§ **WORK INSTRUCTION**: Take the material below from its first line through the line containing "4 (MHz)**: 7.5" and, please, write those lines again exactly.

*** Opening EXCERPTED DATA ***

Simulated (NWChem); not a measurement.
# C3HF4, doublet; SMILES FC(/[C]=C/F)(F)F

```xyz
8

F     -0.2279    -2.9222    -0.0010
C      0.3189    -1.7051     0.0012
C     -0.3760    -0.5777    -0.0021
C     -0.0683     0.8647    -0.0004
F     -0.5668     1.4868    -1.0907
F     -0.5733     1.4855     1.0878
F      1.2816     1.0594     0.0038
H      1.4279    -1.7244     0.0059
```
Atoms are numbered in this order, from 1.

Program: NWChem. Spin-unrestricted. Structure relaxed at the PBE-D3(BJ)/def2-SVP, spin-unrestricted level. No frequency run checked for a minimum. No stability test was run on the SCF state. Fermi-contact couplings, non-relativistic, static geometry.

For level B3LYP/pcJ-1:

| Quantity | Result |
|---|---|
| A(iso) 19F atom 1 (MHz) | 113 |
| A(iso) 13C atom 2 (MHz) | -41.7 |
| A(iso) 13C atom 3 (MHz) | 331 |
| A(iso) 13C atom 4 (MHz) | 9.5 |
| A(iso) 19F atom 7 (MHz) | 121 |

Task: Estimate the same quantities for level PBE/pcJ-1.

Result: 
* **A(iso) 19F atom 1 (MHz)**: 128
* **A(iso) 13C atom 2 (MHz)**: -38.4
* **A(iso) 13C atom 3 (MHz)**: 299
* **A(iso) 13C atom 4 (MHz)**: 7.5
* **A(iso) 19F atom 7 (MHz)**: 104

*** Closing EXCERPTED DATA ***

§ **ANSWER BOX**:
Simulated (NWChem); not a measurement.
# C3HF4, doublet; SMILES FC(/[C]=C/F)(F)F

```xyz
8

F     -0.2279    -2.9222    -0.0010
C      0.3189    -1.7051     0.0012
C     -0.3760    -0.5777    -0.0021
C     -0.0683     0.8647    -0.0004
F     -0.5668     1.4868    -1.0907
F     -0.5733     1.4855     1.0878
F      1.2816     1.0594     0.0038
H      1.4279    -1.7244     0.0059
```
Atoms are numbered in this order, from 1.

Program: NWChem. Spin-unrestricted. Structure relaxed at the PBE-D3(BJ)/def2-SVP, spin-unrestricted level. No frequency run checked for a minimum. No stability test was run on the SCF state. Fermi-contact couplings, non-relativistic, static geometry.

For level B3LYP/pcJ-1:

| Quantity | Result |
|---|---|
| A(iso) 19F atom 1 (MHz) | 113 |
| A(iso) 13C atom 2 (MHz) | -41.7 |
| A(iso) 13C atom 3 (MHz) | 331 |
| A(iso) 13C atom 4 (MHz) | 9.5 |
| A(iso) 19F atom 7 (MHz) | 121 |

Task: Estimate the same quantities for level PBE/pcJ-1.

Result: 
* **A(iso) 19F atom 1 (MHz)**: 128
* **A(iso) 13C atom 2 (MHz)**: -38.4
* **A(iso) 13C atom 3 (MHz)**: 299
* **A(iso) 13C atom 4 (MHz)**: 7.5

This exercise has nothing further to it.